▶ [Work instruction]:
The output is to match the entries below character for character.

▶ [Entries supplied]:
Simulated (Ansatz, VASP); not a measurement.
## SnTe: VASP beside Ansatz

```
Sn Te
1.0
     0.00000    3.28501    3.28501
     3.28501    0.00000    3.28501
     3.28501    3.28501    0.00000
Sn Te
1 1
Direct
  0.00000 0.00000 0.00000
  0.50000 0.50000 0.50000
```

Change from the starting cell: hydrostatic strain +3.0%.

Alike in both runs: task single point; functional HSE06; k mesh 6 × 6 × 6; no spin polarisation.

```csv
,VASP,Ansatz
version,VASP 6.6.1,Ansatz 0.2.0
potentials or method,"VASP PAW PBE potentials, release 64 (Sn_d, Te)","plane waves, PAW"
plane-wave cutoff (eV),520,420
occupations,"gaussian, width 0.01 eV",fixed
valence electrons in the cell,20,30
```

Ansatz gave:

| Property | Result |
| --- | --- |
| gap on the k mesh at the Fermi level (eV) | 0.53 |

▶ [Exercise result]:
Simulated (Ansatz, VASP); not a measurement.
## SnTe: VASP beside Ansatz

```
Sn Te
1.0
     0.00000    3.28501    3.28501
     3.28501    0.00000    3.28501
     3.28501    3.28501    0.00000
Sn Te
1 1
Direct
  0.00000 0.00000 0.00000
  0.50000 0.50000 0.50000
```

Change from the starting cell: hydrostatic strain +3.0%.

Alike in both runs: task single point; functional HSE06; k mesh 6 × 6 × 6; no spin polarisation.

```csv
,VASP,Ansatz
version,VASP 6.6.1,Ansatz 0.2.0
potentials or method,"VASP PAW PBE potentials, release 64 (Sn_d, Te)","plane waves, PAW"
plane-wave cutoff (eV),520,420
occupations,"gaussian, width 0.01 eV",fixed
valence electrons in the cell,20,30
```

Ansatz gave:

| Property | Result |
| --- | --- |
| gap on the k mesh at the Fermi level (eV) | 0.53 |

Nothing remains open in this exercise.